RECORDED INFORMATION
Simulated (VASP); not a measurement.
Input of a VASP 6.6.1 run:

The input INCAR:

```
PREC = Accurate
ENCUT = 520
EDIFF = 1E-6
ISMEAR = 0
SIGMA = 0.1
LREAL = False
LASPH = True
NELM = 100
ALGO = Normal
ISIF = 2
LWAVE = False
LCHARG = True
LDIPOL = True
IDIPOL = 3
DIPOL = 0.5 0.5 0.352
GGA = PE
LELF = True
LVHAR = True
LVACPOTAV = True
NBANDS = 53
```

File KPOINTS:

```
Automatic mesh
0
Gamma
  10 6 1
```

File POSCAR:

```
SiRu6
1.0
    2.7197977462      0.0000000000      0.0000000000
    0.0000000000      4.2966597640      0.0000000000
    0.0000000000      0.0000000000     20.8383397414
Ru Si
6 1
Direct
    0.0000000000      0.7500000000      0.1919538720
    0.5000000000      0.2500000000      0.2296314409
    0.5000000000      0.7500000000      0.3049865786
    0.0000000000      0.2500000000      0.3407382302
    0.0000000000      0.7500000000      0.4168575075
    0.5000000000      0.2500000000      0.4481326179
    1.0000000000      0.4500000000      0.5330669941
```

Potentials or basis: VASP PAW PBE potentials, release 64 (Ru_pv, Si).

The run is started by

TASK ITEM
Return nothing but the lines from the top of the records above through the line that has "Potentials or basis: VASP". Keep each one exact.

ANSWER SECTION
Simulated (VASP); not a measurement.
Input of a VASP 6.6.1 run:

The input INCAR:

```
PREC = Accurate
ENCUT = 520
EDIFF = 1E-6
ISMEAR = 0
SIGMA = 0.1
LREAL = False
LASPH = True
NELM = 100
ALGO = Normal
ISIF = 2
LWAVE = False
LCHARG = True
LDIPOL = True
IDIPOL = 3
DIPOL = 0.5 0.5 0.352
GGA = PE
LELF = True
LVHAR = True
LVACPOTAV = True
NBANDS = 53
```

File KPOINTS:

```
Automatic mesh
0
Gamma
  10 6 1
```

File POSCAR:

```
SiRu6
1.0
    2.7197977462      0.0000000000      0.0000000000
    0.0000000000      4.2966597640      0.0000000000
    0.0000000000      0.0000000000     20.8383397414
Ru Si
6 1
Direct
    0.0000000000      0.7500000000      0.1919538720
    0.5000000000      0.2500000000      0.2296314409
    0.5000000000      0.7500000000      0.3049865786
    0.0000000000      0.2500000000      0.3407382302
    0.0000000000      0.7500000000      0.4168575075
    0.5000000000      0.2500000000      0.4481326179
    1.0000000000      0.4500000000      0.5330669941
```

Potentials or basis: VASP PAW PBE potentials, release 64 (Ru_pv, Si).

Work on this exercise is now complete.